- _Information given_:
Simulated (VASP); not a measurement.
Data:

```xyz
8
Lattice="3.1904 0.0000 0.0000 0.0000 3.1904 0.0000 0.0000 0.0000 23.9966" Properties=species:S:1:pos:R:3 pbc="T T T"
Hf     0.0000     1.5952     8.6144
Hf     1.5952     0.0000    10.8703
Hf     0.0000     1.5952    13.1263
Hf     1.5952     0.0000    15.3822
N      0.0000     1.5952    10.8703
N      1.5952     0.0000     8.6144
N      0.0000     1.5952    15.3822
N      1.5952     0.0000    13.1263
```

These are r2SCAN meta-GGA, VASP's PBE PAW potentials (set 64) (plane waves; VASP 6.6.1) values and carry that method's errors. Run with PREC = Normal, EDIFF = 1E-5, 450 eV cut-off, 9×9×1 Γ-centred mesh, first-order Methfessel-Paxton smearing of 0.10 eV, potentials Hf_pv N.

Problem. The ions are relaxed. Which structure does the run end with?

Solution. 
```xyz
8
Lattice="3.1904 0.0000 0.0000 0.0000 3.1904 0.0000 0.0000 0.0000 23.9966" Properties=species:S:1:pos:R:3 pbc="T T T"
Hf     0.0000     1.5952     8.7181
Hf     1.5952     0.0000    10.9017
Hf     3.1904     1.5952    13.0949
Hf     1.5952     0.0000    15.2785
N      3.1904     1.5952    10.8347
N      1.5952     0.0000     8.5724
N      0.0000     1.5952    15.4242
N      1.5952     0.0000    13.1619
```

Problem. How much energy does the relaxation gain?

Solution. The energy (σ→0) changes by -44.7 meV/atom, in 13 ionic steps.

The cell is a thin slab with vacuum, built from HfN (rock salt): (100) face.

- _Assigned task_: Repeat only what lies between the first line of the data and the line containing "Solution. The energy", both of those lines included, exactly as it stands.

- _Answer space_:
Simulated (VASP); not a measurement.
Data:

```xyz
8
Lattice="3.1904 0.0000 0.0000 0.0000 3.1904 0.0000 0.0000 0.0000 23.9966" Properties=species:S:1:pos:R:3 pbc="T T T"
Hf     0.0000     1.5952     8.6144
Hf     1.5952     0.0000    10.8703
Hf     0.0000     1.5952    13.1263
Hf     1.5952     0.0000    15.3822
N      0.0000     1.5952    10.8703
N      1.5952     0.0000     8.6144
N      0.0000     1.5952    15.3822
N      1.5952     0.0000    13.1263
```

These are r2SCAN meta-GGA, VASP's PBE PAW potentials (set 64) (plane waves; VASP 6.6.1) values and carry that method's errors. Run with PREC = Normal, EDIFF = 1E-5, 450 eV cut-off, 9×9×1 Γ-centred mesh, first-order Methfessel-Paxton smearing of 0.10 eV, potentials Hf_pv N.

Problem. The ions are relaxed. Which structure does the run end with?

Solution. 
```xyz
8
Lattice="3.1904 0.0000 0.0000 0.0000 3.1904 0.0000 0.0000 0.0000 23.9966" Properties=species:S:1:pos:R:3 pbc="T T T"
Hf     0.0000     1.5952     8.7181
Hf     1.5952     0.0000    10.9017
Hf     3.1904     1.5952    13.0949
Hf     1.5952     0.0000    15.2785
N      3.1904     1.5952    10.8347
N      1.5952     0.0000     8.5724
N      0.0000     1.5952    15.4242
N      1.5952     0.0000    13.1619
```

Problem. How much energy does the relaxation gain?

Solution. The energy (σ→0) changes by -44.7 meV/atom, in 13 ionic steps.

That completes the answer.